Assigned task:
Print out the records precisely, keeping each line identical to its source.

Supplied data:
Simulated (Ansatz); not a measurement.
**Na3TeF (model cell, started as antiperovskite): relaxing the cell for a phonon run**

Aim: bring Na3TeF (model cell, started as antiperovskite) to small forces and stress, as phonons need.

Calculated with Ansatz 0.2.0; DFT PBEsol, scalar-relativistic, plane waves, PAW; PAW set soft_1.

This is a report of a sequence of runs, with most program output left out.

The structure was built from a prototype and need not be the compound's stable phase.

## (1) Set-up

Answer area:
Simulated (Ansatz); not a measurement.
**Na3TeF (model cell, started as antiperovskite): relaxing the cell for a phonon run**

Aim: bring Na3TeF (model cell, started as antiperovskite) to small forces and stress, as phonons need.

Calculated with Ansatz 0.2.0; DFT PBEsol, scalar-relativistic, plane waves, PAW; PAW set soft_1.

This is a report of a sequence of runs, with most program output left out.

The structure was built from a prototype and need not be the compound's stable phase.

## (1) Set-up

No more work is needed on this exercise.